Data provided →
========================================================================
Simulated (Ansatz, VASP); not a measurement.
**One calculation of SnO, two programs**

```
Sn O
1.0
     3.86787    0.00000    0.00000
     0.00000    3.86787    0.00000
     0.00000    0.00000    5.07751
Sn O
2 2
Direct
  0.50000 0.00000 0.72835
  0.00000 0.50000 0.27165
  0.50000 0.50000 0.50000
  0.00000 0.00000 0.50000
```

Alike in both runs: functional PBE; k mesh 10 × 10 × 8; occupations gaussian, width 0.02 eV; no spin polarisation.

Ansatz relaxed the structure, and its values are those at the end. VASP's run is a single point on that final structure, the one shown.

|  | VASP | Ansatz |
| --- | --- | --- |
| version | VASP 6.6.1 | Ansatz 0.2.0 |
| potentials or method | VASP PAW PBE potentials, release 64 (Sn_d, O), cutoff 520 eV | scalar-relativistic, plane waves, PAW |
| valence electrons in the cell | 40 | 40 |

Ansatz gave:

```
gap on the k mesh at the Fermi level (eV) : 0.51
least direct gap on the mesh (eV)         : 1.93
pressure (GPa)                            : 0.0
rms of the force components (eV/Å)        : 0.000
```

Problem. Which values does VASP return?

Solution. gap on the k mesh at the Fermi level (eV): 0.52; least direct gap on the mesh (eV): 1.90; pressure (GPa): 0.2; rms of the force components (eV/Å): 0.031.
========================================================================

Assignment → Reproduce exactly, and with no other material, the lines between those holding "SnO, two programs**" and "Problem. Which values does VASP return?", inclusive.

Answer area →
**One calculation of SnO, two programs**

```
Sn O
1.0
     3.86787    0.00000    0.00000
     0.00000    3.86787    0.00000
     0.00000    0.00000    5.07751
Sn O
2 2
Direct
  0.50000 0.00000 0.72835
  0.00000 0.50000 0.27165
  0.50000 0.50000 0.50000
  0.00000 0.00000 0.50000
```

Alike in both runs: functional PBE; k mesh 10 × 10 × 8; occupations gaussian, width 0.02 eV; no spin polarisation.

Ansatz relaxed the structure, and its values are those at the end. VASP's run is a single point on that final structure, the one shown.

|  | VASP | Ansatz |
| --- | --- | --- |
| version | VASP 6.6.1 | Ansatz 0.2.0 |
| potentials or method | VASP PAW PBE potentials, release 64 (Sn_d, O), cutoff 520 eV | scalar-relativistic, plane waves, PAW |
| valence electrons in the cell | 40 | 40 |

Ansatz gave:

```
gap on the k mesh at the Fermi level (eV) : 0.51
least direct gap on the mesh (eV)         : 1.93
pressure (GPa)                            : 0.0
rms of the force components (eV/Å)        : 0.000
```

Problem. Which values does VASP return?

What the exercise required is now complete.